# WORK INSTRUCTION:
Reproduce the data exactly. Omit no record.

# SUPPLIED INFORMATION:
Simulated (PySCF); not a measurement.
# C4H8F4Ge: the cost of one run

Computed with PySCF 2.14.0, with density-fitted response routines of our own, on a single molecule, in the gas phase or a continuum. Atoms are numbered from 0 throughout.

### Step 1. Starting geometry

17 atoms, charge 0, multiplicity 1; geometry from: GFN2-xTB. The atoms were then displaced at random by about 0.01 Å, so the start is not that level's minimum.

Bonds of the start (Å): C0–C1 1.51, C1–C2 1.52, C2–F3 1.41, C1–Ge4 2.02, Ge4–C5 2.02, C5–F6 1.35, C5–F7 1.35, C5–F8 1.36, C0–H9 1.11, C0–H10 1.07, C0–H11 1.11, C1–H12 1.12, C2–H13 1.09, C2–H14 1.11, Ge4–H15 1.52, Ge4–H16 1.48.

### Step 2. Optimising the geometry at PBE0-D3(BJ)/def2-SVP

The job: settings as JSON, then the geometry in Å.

# EXERCISE ANSWER:
Simulated (PySCF); not a measurement.
# C4H8F4Ge: the cost of one run

Computed with PySCF 2.14.0, with density-fitted response routines of our own, on a single molecule, in the gas phase or a continuum. Atoms are numbered from 0 throughout.

### Step 1. Starting geometry

17 atoms, charge 0, multiplicity 1; geometry from: GFN2-xTB. The atoms were then displaced at random by about 0.01 Å, so the start is not that level's minimum.

Bonds of the start (Å): C0–C1 1.51, C1–C2 1.52, C2–F3 1.41, C1–Ge4 2.02, Ge4–C5 2.02, C5–F6 1.35, C5–F7 1.35, C5–F8 1.36, C0–H9 1.11, C0–H10 1.07, C0–H11 1.11, C1–H12 1.12, C2–H13 1.09, C2–H14 1.11, Ge4–H15 1.52, Ge4–H16 1.48.

### Step 2. Optimising the geometry at PBE0-D3(BJ)/def2-SVP

The job: settings as JSON, then the geometry in Å.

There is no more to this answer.